### Data listing
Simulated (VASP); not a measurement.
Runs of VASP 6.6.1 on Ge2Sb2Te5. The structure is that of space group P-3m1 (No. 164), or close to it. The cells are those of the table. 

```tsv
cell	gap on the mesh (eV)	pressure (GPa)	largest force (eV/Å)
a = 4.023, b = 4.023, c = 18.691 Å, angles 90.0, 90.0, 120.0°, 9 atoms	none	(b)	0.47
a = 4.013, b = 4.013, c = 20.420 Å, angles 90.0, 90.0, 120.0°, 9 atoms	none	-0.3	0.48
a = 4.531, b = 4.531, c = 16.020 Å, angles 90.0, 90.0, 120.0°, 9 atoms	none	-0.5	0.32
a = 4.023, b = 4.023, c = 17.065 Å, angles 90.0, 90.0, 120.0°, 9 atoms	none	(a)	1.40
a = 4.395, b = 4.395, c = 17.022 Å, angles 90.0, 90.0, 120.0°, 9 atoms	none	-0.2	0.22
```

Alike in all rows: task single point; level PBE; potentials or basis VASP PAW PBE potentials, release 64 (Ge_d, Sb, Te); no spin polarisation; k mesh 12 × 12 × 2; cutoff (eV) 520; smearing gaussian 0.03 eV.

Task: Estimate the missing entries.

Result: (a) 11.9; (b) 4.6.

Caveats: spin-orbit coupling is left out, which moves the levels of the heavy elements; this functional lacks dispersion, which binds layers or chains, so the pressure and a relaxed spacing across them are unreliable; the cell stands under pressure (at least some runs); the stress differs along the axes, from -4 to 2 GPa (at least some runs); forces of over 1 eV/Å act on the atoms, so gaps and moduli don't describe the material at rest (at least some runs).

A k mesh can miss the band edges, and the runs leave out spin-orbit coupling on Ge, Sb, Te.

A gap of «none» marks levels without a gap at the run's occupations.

### Requirement
The lines above, from the start of the records through the one containing "Result: (a) 11.9; (b) 4.6.", are to be printed exactly, and nothing else is to be included.

### Answer area
Simulated (VASP); not a measurement.
Runs of VASP 6.6.1 on Ge2Sb2Te5. The structure is that of space group P-3m1 (No. 164), or close to it. The cells are those of the table. 

```tsv
cell	gap on the mesh (eV)	pressure (GPa)	largest force (eV/Å)
a = 4.023, b = 4.023, c = 18.691 Å, angles 90.0, 90.0, 120.0°, 9 atoms	none	(b)	0.47
a = 4.013, b = 4.013, c = 20.420 Å, angles 90.0, 90.0, 120.0°, 9 atoms	none	-0.3	0.48
a = 4.531, b = 4.531, c = 16.020 Å, angles 90.0, 90.0, 120.0°, 9 atoms	none	-0.5	0.32
a = 4.023, b = 4.023, c = 17.065 Å, angles 90.0, 90.0, 120.0°, 9 atoms	none	(a)	1.40
a = 4.395, b = 4.395, c = 17.022 Å, angles 90.0, 90.0, 120.0°, 9 atoms	none	-0.2	0.22
```

Alike in all rows: task single point; level PBE; potentials or basis VASP PAW PBE potentials, release 64 (Ge_d, Sb, Te); no spin polarisation; k mesh 12 × 12 × 2; cutoff (eV) 520; smearing gaussian 0.03 eV.

Task: Estimate the missing entries.

Result: (a) 11.9; (b) 4.6.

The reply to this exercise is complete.